**Work order**
Stopping right after the line with "0.3258 | 0.914 |", please reproduce the material below exactly from its first line.

━━━━━ Given entries ━━━━━

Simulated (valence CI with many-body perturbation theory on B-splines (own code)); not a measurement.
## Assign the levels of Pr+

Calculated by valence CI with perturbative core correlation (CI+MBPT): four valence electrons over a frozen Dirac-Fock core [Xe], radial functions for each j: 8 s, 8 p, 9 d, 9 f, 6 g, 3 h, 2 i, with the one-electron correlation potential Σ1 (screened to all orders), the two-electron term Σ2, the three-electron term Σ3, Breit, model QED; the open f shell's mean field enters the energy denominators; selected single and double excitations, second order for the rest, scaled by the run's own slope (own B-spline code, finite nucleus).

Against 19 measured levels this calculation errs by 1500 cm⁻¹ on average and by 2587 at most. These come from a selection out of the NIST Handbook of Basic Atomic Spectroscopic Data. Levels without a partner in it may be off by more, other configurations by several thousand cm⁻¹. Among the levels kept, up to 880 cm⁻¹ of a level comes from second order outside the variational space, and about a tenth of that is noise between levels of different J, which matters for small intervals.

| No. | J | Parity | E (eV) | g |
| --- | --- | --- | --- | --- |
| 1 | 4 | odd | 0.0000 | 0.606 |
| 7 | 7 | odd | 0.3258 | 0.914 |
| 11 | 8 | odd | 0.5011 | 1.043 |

━━━━━

**Response box**
Simulated (valence CI with many-body perturbation theory on B-splines (own code)); not a measurement.
## Assign the levels of Pr+

Calculated by valence CI with perturbative core correlation (CI+MBPT): four valence electrons over a frozen Dirac-Fock core [Xe], radial functions for each j: 8 s, 8 p, 9 d, 9 f, 6 g, 3 h, 2 i, with the one-electron correlation potential Σ1 (screened to all orders), the two-electron term Σ2, the three-electron term Σ3, Breit, model QED; the open f shell's mean field enters the energy denominators; selected single and double excitations, second order for the rest, scaled by the run's own slope (own B-spline code, finite nucleus).

Against 19 measured levels this calculation errs by 1500 cm⁻¹ on average and by 2587 at most. These come from a selection out of the NIST Handbook of Basic Atomic Spectroscopic Data. Levels without a partner in it may be off by more, other configurations by several thousand cm⁻¹. Among the levels kept, up to 880 cm⁻¹ of a level comes from second order outside the variational space, and about a tenth of that is noise between levels of different J, which matters for small intervals.

| No. | J | Parity | E (eV) | g |
| --- | --- | --- | --- | --- |
| 1 | 4 | odd | 0.0000 | 0.606 |
| 7 | 7 | odd | 0.3258 | 0.914 |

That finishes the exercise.